● **Raw data**
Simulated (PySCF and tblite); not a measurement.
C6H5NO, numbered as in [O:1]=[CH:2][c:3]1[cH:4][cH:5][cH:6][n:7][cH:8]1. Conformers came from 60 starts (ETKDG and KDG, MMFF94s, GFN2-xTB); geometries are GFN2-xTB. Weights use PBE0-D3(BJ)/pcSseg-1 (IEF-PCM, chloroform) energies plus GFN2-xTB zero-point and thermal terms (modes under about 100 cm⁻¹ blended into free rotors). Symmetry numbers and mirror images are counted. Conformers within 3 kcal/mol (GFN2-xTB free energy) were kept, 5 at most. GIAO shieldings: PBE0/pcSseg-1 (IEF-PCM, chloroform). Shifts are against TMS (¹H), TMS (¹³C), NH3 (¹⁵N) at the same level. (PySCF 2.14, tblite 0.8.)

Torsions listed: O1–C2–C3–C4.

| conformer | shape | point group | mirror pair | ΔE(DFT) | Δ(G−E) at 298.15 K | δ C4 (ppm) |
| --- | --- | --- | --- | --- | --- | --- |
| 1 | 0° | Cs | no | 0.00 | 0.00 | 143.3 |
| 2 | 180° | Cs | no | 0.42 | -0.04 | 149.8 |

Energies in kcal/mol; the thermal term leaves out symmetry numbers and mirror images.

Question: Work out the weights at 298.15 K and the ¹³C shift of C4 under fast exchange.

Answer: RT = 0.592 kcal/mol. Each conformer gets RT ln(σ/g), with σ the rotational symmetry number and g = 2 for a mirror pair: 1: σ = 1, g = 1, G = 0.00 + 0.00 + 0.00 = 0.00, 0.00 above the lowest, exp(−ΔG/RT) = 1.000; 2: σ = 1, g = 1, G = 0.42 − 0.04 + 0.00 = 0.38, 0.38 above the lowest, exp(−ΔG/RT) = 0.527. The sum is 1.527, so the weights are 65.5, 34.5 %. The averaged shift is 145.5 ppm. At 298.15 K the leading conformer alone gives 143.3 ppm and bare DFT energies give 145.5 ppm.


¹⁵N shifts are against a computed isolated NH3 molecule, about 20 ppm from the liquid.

● **Brief**
Your task is to retype the entries verbatim, starting with the line that holds "Torsions listed: O1–C2–C3–C4." and stopping after the line that holds "Answer: RT = 0.592".

● **Task output**
Torsions listed: O1–C2–C3–C4.

| conformer | shape | point group | mirror pair | ΔE(DFT) | Δ(G−E) at 298.15 K | δ C4 (ppm) |
| --- | --- | --- | --- | --- | --- | --- |
| 1 | 0° | Cs | no | 0.00 | 0.00 | 143.3 |
| 2 | 180° | Cs | no | 0.42 | -0.04 | 149.8 |

Energies in kcal/mol; the thermal term leaves out symmetry numbers and mirror images.

Question: Work out the weights at 298.15 K and the ¹³C shift of C4 under fast exchange.

Answer: RT = 0.592 kcal/mol. Each conformer gets RT ln(σ/g), with σ the rotational symmetry number and g = 2 for a mirror pair: 1: σ = 1, g = 1, G = 0.00 + 0.00 + 0.00 = 0.00, 0.00 above the lowest, exp(−ΔG/RT) = 1.000; 2: σ = 1, g = 1, G = 0.42 − 0.04 + 0.00 = 0.38, 0.38 above the lowest, exp(−ΔG/RT) = 0.527. The sum is 1.527, so the weights are 65.5, 34.5 %. The averaged shift is 145.5 ppm. At 298.15 K the leading conformer alone gives 143.3 ppm and bare DFT energies give 145.5 ppm.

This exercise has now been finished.